## Exercise
Please give back word for word the lines below, from the first one through the one with "(1) 6.30 eV, direct.".

## Data supplied
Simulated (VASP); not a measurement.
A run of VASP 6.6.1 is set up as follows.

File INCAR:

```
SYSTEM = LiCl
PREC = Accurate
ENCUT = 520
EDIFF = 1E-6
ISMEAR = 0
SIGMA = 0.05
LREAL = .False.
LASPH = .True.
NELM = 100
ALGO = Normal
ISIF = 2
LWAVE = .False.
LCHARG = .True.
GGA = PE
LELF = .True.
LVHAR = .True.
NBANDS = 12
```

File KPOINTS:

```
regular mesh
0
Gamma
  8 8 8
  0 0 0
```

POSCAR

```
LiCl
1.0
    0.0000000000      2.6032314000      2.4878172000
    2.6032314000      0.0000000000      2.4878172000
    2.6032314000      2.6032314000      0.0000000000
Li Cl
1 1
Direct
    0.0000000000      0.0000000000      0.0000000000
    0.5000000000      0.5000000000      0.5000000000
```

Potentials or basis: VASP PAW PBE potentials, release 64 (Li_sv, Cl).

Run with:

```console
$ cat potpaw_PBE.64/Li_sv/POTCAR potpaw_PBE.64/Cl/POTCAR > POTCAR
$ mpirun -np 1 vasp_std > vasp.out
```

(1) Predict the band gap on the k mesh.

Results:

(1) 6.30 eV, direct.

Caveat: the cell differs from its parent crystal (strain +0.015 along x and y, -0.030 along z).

## Answer space
Simulated (VASP); not a measurement.
A run of VASP 6.6.1 is set up as follows.

File INCAR:

```
SYSTEM = LiCl
PREC = Accurate
ENCUT = 520
EDIFF = 1E-6
ISMEAR = 0
SIGMA = 0.05
LREAL = .False.
LASPH = .True.
NELM = 100
ALGO = Normal
ISIF = 2
LWAVE = .False.
LCHARG = .True.
GGA = PE
LELF = .True.
LVHAR = .True.
NBANDS = 12
```

File KPOINTS:

```
regular mesh
0
Gamma
  8 8 8
  0 0 0
```

POSCAR

```
LiCl
1.0
    0.0000000000      2.6032314000      2.4878172000
    2.6032314000      0.0000000000      2.4878172000
    2.6032314000      2.6032314000      0.0000000000
Li Cl
1 1
Direct
    0.0000000000      0.0000000000      0.0000000000
    0.5000000000      0.5000000000      0.5000000000
```

Potentials or basis: VASP PAW PBE potentials, release 64 (Li_sv, Cl).

Run with:

```console
$ cat potpaw_PBE.64/Li_sv/POTCAR potpaw_PBE.64/Cl/POTCAR > POTCAR
$ mpirun -np 1 vasp_std > vasp.out
```

(1) Predict the band gap on the k mesh.

Results:

(1) 6.30 eV, direct.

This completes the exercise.